- _Work request_: After reading the entries below, copy word for word the lines from the first through the line containing "[Paths, hosts, dates, memory", and stop there.

- _Source material_:
----------------------------------------

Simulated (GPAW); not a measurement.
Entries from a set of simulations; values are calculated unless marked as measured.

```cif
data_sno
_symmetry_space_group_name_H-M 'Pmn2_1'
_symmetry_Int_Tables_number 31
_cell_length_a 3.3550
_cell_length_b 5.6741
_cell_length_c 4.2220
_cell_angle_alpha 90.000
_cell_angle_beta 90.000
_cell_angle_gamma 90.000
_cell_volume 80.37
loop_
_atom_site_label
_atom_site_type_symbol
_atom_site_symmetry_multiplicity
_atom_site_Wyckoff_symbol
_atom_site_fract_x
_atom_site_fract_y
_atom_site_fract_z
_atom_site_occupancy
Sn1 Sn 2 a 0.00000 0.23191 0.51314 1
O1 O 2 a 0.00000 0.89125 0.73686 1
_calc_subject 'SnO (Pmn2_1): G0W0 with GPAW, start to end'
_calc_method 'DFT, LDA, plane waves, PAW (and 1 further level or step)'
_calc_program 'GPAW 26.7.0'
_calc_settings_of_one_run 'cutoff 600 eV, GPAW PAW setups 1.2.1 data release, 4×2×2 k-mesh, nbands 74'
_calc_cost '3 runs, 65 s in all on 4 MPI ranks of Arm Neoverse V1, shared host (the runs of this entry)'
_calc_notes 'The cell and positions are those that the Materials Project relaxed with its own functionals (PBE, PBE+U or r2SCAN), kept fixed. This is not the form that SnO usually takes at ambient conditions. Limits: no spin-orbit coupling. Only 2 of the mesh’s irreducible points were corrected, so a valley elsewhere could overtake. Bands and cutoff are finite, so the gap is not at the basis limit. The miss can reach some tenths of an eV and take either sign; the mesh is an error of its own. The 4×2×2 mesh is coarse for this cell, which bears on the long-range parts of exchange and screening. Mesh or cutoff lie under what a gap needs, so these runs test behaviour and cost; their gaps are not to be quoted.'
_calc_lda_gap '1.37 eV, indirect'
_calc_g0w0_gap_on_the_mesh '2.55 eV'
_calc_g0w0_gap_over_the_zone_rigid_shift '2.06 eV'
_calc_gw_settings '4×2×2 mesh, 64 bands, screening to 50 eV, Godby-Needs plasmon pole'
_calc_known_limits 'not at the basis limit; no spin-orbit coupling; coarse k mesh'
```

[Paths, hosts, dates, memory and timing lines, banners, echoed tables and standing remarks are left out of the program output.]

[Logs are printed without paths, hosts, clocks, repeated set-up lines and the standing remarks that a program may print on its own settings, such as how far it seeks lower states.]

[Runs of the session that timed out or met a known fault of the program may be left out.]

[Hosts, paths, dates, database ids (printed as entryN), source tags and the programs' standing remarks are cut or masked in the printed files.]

----------------------------------------

- _Task result_:
Simulated (GPAW); not a measurement.
Entries from a set of simulations; values are calculated unless marked as measured.

```cif
data_sno
_symmetry_space_group_name_H-M 'Pmn2_1'
_symmetry_Int_Tables_number 31
_cell_length_a 3.3550
_cell_length_b 5.6741
_cell_length_c 4.2220
_cell_angle_alpha 90.000
_cell_angle_beta 90.000
_cell_angle_gamma 90.000
_cell_volume 80.37
loop_
_atom_site_label
_atom_site_type_symbol
_atom_site_symmetry_multiplicity
_atom_site_Wyckoff_symbol
_atom_site_fract_x
_atom_site_fract_y
_atom_site_fract_z
_atom_site_occupancy
Sn1 Sn 2 a 0.00000 0.23191 0.51314 1
O1 O 2 a 0.00000 0.89125 0.73686 1
_calc_subject 'SnO (Pmn2_1): G0W0 with GPAW, start to end'
_calc_method 'DFT, LDA, plane waves, PAW (and 1 further level or step)'
_calc_program 'GPAW 26.7.0'
_calc_settings_of_one_run 'cutoff 600 eV, GPAW PAW setups 1.2.1 data release, 4×2×2 k-mesh, nbands 74'
_calc_cost '3 runs, 65 s in all on 4 MPI ranks of Arm Neoverse V1, shared host (the runs of this entry)'
_calc_notes 'The cell and positions are those that the Materials Project relaxed with its own functionals (PBE, PBE+U or r2SCAN), kept fixed. This is not the form that SnO usually takes at ambient conditions. Limits: no spin-orbit coupling. Only 2 of the mesh’s irreducible points were corrected, so a valley elsewhere could overtake. Bands and cutoff are finite, so the gap is not at the basis limit. The miss can reach some tenths of an eV and take either sign; the mesh is an error of its own. The 4×2×2 mesh is coarse for this cell, which bears on the long-range parts of exchange and screening. Mesh or cutoff lie under what a gap needs, so these runs test behaviour and cost; their gaps are not to be quoted.'
_calc_lda_gap '1.37 eV, indirect'
_calc_g0w0_gap_on_the_mesh '2.55 eV'
_calc_g0w0_gap_over_the_zone_rigid_shift '2.06 eV'
_calc_gw_settings '4×2×2 mesh, 64 bands, screening to 50 eV, Godby-Needs plasmon pole'
_calc_known_limits 'not at the basis limit; no spin-orbit coupling; coarse k mesh'
```

[Paths, hosts, dates, memory and timing lines, banners, echoed tables and standing remarks are left out of the program output.]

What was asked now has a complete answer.